Restate word for word the lines that begin the listing and end with the line holding "Cell that was".

Entries shown –

::::::::

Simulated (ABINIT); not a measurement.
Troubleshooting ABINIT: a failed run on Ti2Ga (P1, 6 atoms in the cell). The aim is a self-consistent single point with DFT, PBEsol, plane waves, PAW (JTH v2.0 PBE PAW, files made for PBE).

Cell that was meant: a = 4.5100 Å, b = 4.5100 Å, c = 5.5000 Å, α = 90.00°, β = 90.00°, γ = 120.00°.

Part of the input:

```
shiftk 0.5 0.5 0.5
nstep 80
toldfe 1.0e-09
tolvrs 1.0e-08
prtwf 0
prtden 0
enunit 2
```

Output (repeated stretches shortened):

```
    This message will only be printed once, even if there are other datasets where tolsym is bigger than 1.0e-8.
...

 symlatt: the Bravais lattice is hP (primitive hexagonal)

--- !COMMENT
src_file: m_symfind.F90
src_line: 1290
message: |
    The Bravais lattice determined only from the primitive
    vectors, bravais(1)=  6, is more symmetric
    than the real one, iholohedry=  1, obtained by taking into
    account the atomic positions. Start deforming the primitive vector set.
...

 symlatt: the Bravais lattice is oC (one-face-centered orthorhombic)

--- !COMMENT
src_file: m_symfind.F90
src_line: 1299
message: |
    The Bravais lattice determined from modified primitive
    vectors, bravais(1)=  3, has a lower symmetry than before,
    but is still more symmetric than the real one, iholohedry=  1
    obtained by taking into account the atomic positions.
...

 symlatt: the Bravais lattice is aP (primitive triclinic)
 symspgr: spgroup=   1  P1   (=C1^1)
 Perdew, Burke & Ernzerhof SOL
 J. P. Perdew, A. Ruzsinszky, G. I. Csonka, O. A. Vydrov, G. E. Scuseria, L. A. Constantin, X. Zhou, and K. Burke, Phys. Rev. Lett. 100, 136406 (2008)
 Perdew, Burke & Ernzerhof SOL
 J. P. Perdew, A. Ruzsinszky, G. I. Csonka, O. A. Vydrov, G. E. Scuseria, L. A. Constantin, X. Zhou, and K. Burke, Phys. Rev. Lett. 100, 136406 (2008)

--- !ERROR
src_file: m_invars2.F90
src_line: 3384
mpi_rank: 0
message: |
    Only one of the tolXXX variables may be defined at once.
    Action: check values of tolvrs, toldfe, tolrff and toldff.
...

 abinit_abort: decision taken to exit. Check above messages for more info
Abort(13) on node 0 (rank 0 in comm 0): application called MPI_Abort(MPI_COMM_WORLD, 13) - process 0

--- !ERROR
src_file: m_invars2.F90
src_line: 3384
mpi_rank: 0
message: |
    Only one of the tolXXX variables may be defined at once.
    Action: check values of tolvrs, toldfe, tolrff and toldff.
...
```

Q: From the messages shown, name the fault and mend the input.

::::::::

Exercise output –
Simulated (ABINIT); not a measurement.
Troubleshooting ABINIT: a failed run on Ti2Ga (P1, 6 atoms in the cell). The aim is a self-consistent single point with DFT, PBEsol, plane waves, PAW (JTH v2.0 PBE PAW, files made for PBE).

Cell that was meant: a = 4.5100 Å, b = 4.5100 Å, c = 5.5000 Å, α = 90.00°, β = 90.00°, γ = 120.00°.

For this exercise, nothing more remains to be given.